-------- Listed records

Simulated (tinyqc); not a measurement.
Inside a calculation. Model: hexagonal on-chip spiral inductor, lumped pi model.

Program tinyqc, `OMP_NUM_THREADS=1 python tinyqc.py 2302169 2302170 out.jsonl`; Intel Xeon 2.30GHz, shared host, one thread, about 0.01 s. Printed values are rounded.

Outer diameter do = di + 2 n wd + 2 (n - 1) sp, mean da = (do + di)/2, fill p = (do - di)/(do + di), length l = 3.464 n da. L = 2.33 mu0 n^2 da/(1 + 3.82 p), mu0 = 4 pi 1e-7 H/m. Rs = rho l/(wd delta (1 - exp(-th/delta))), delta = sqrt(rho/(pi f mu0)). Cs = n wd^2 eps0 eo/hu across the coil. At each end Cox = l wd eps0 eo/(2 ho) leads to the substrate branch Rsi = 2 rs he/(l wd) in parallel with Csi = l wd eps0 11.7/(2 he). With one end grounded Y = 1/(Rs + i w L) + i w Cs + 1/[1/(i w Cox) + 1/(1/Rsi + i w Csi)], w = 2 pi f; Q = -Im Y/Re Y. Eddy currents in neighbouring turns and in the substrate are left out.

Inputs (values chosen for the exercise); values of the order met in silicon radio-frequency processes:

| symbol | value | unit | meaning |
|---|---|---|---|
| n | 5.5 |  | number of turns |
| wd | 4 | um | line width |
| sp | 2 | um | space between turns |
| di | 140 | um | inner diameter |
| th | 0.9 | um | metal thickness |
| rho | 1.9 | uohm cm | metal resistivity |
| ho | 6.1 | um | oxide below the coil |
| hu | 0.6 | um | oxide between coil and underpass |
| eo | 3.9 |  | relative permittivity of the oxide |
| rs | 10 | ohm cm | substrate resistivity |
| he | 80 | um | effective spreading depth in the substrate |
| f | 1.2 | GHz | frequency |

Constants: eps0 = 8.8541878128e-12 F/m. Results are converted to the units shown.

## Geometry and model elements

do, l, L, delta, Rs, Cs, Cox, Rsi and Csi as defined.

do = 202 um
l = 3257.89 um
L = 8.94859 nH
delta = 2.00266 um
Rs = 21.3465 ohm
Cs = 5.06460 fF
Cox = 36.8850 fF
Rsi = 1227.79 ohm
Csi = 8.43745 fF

----------------

* Exercise
Would you please reproduce the records above exactly, only from their first line through the line holding "values are rounded.", with both ends included?

* Answer area
Simulated (tinyqc); not a measurement.
Inside a calculation. Model: hexagonal on-chip spiral inductor, lumped pi model.

Program tinyqc, `OMP_NUM_THREADS=1 python tinyqc.py 2302169 2302170 out.jsonl`; Intel Xeon 2.30GHz, shared host, one thread, about 0.01 s. Printed values are rounded.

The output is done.